* [Activity] Give back every record below, character for character.

* [Records supplied]
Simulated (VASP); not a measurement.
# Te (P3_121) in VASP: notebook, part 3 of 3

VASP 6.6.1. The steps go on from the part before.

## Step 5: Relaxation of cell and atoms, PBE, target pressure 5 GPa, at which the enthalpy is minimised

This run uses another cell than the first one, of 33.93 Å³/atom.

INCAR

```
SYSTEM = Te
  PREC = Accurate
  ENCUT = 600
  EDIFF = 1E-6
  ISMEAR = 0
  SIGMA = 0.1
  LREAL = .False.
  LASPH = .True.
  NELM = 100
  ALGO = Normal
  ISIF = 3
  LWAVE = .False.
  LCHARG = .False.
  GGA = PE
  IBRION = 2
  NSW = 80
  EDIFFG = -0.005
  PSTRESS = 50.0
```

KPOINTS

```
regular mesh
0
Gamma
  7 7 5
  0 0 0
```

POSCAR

* [Result]
Simulated (VASP); not a measurement.
# Te (P3_121) in VASP: notebook, part 3 of 3

VASP 6.6.1. The steps go on from the part before.

## Step 5: Relaxation of cell and atoms, PBE, target pressure 5 GPa, at which the enthalpy is minimised

This run uses another cell than the first one, of 33.93 Å³/atom.

INCAR

```
SYSTEM = Te
  PREC = Accurate
  ENCUT = 600
  EDIFF = 1E-6
  ISMEAR = 0
  SIGMA = 0.1
  LREAL = .False.
  LASPH = .True.
  NELM = 100
  ALGO = Normal
  ISIF = 3
  LWAVE = .False.
  LCHARG = .False.
  GGA = PE
  IBRION = 2
  NSW = 80
  EDIFFG = -0.005
  PSTRESS = 50.0
```

KPOINTS

```
regular mesh
0
Gamma
  7 7 5
  0 0 0
```

POSCAR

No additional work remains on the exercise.